*Work instruction:* Working line by line, output the entries below exactly as they appear.

*Excerpted data:*
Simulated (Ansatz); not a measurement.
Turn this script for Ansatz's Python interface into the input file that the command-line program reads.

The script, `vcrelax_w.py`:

*Task result:*
Simulated (Ansatz); not a measurement.
Turn this script for Ansatz's Python interface into the input file that the command-line program reads.

The script, `vcrelax_w.py`:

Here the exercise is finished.